- Work order: Repeat, please, only the lines from the top of the data down to the line with "30 | 15.287 |"; include both of those lines.

- Extracted entries:
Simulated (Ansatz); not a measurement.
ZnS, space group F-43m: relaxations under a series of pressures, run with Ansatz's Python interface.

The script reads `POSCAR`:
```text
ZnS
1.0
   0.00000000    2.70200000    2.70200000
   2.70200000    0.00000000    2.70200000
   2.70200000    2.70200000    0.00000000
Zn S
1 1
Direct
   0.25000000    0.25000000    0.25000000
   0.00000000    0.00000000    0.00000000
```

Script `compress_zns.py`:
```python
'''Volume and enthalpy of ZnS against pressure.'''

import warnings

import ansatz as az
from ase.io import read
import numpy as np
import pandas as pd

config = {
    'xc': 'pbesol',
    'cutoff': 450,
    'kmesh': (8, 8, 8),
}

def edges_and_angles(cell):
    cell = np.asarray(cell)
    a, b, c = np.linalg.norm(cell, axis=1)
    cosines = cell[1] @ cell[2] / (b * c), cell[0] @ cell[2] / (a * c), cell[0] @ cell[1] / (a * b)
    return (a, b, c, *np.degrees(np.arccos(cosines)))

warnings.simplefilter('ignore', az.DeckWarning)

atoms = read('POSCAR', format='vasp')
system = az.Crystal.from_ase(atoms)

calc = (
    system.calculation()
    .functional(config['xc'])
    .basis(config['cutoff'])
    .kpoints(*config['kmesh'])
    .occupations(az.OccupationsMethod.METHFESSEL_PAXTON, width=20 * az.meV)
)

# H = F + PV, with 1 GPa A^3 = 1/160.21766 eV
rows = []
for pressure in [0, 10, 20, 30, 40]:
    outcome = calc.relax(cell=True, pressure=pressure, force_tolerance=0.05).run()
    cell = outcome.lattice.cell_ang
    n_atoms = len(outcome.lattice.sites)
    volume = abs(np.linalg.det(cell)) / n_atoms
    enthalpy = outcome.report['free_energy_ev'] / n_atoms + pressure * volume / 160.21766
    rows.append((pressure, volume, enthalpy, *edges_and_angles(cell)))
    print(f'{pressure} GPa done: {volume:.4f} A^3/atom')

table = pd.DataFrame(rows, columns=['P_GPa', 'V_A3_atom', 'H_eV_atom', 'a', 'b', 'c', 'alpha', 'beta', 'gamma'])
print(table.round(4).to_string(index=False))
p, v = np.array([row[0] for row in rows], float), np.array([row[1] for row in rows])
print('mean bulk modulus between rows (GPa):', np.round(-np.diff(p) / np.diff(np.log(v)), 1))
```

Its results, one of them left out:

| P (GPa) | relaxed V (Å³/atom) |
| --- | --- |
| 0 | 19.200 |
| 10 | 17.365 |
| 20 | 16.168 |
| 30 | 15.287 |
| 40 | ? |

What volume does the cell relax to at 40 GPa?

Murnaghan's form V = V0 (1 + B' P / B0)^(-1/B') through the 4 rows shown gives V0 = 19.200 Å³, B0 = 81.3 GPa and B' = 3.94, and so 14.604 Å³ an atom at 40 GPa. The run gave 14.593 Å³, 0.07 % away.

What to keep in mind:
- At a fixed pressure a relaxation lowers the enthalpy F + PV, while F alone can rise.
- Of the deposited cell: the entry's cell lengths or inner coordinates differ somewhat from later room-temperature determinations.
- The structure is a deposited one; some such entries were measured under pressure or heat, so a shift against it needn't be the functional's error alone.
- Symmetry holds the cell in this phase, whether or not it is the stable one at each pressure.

- Answer space:
Simulated (Ansatz); not a measurement.
ZnS, space group F-43m: relaxations under a series of pressures, run with Ansatz's Python interface.

The script reads `POSCAR`:
```text
ZnS
1.0
   0.00000000    2.70200000    2.70200000
   2.70200000    0.00000000    2.70200000
   2.70200000    2.70200000    0.00000000
Zn S
1 1
Direct
   0.25000000    0.25000000    0.25000000
   0.00000000    0.00000000    0.00000000
```

Script `compress_zns.py`:
```python
'''Volume and enthalpy of ZnS against pressure.'''

import warnings

import ansatz as az
from ase.io import read
import numpy as np
import pandas as pd

config = {
    'xc': 'pbesol',
    'cutoff': 450,
    'kmesh': (8, 8, 8),
}

def edges_and_angles(cell):
    cell = np.asarray(cell)
    a, b, c = np.linalg.norm(cell, axis=1)
    cosines = cell[1] @ cell[2] / (b * c), cell[0] @ cell[2] / (a * c), cell[0] @ cell[1] / (a * b)
    return (a, b, c, *np.degrees(np.arccos(cosines)))

warnings.simplefilter('ignore', az.DeckWarning)

atoms = read('POSCAR', format='vasp')
system = az.Crystal.from_ase(atoms)

calc = (
    system.calculation()
    .functional(config['xc'])
    .basis(config['cutoff'])
    .kpoints(*config['kmesh'])
    .occupations(az.OccupationsMethod.METHFESSEL_PAXTON, width=20 * az.meV)
)

# H = F + PV, with 1 GPa A^3 = 1/160.21766 eV
rows = []
for pressure in [0, 10, 20, 30, 40]:
    outcome = calc.relax(cell=True, pressure=pressure, force_tolerance=0.05).run()
    cell = outcome.lattice.cell_ang
    n_atoms = len(outcome.lattice.sites)
    volume = abs(np.linalg.det(cell)) / n_atoms
    enthalpy = outcome.report['free_energy_ev'] / n_atoms + pressure * volume / 160.21766
    rows.append((pressure, volume, enthalpy, *edges_and_angles(cell)))
    print(f'{pressure} GPa done: {volume:.4f} A^3/atom')

table = pd.DataFrame(rows, columns=['P_GPa', 'V_A3_atom', 'H_eV_atom', 'a', 'b', 'c', 'alpha', 'beta', 'gamma'])
print(table.round(4).to_string(index=False))
p, v = np.array([row[0] for row in rows], float), np.array([row[1] for row in rows])
print('mean bulk modulus between rows (GPa):', np.round(-np.diff(p) / np.diff(np.log(v)), 1))
```

Its results, one of them left out:

| P (GPa) | relaxed V (Å³/atom) |
| --- | --- |
| 0 | 19.200 |
| 10 | 17.365 |
| 20 | 16.168 |
| 30 | 15.287 |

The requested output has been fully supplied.